------ DATASET EXTRACT ------

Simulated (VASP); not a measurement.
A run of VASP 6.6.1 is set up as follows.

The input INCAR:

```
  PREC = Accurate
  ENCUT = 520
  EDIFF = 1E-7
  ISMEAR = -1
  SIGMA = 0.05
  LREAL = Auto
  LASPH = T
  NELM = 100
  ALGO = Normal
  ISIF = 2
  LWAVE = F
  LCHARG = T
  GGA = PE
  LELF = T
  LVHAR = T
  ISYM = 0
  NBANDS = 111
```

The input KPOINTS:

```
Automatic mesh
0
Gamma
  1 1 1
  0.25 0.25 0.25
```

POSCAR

------

- **BRIEF**
Your task is to restate every record word for word.

- **WRITTEN SOLUTION**
Simulated (VASP); not a measurement.
A run of VASP 6.6.1 is set up as follows.

The input INCAR:

```
  PREC = Accurate
  ENCUT = 520
  EDIFF = 1E-7
  ISMEAR = -1
  SIGMA = 0.05
  LREAL = Auto
  LASPH = T
  NELM = 100
  ALGO = Normal
  ISIF = 2
  LWAVE = F
  LCHARG = T
  GGA = PE
  LELF = T
  LVHAR = T
  ISYM = 0
  NBANDS = 111
```

The input KPOINTS:

```
Automatic mesh
0
Gamma
  1 1 1
  0.25 0.25 0.25
```

POSCAR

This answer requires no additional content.